### Entries shown
===

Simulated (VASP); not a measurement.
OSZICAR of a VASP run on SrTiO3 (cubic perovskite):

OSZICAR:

===

### Activity
The material above needs to be reproduced exactly as written.

### Answer box
Simulated (VASP); not a measurement.
OSZICAR of a VASP run on SrTiO3 (cubic perovskite):

OSZICAR:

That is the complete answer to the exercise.